_Records supplied_
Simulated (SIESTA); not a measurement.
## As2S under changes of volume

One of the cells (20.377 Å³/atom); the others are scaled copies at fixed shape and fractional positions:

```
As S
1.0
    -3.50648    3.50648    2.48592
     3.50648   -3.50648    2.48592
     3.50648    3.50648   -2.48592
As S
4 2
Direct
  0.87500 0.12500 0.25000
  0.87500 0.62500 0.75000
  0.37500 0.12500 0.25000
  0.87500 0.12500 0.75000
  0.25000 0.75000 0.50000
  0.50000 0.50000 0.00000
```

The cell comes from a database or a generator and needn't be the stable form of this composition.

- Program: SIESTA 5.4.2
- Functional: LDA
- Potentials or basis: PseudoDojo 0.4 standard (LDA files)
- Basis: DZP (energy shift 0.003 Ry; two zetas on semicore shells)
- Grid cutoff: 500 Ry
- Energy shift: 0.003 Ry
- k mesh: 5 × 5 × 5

_Work item_
Write every record out again, unaltered.

_Response area_
Simulated (SIESTA); not a measurement.
## As2S under changes of volume

One of the cells (20.377 Å³/atom); the others are scaled copies at fixed shape and fractional positions:

```
As S
1.0
    -3.50648    3.50648    2.48592
     3.50648   -3.50648    2.48592
     3.50648    3.50648   -2.48592
As S
4 2
Direct
  0.87500 0.12500 0.25000
  0.87500 0.62500 0.75000
  0.37500 0.12500 0.25000
  0.87500 0.12500 0.75000
  0.25000 0.75000 0.50000
  0.50000 0.50000 0.00000
```

The cell comes from a database or a generator and needn't be the stable form of this composition.

- Program: SIESTA 5.4.2
- Functional: LDA
- Potentials or basis: PseudoDojo 0.4 standard (LDA files)
- Basis: DZP (energy shift 0.003 Ry; two zetas on semicore shells)
- Grid cutoff: 500 Ry
- Energy shift: 0.003 Ry
- k mesh: 5 × 5 × 5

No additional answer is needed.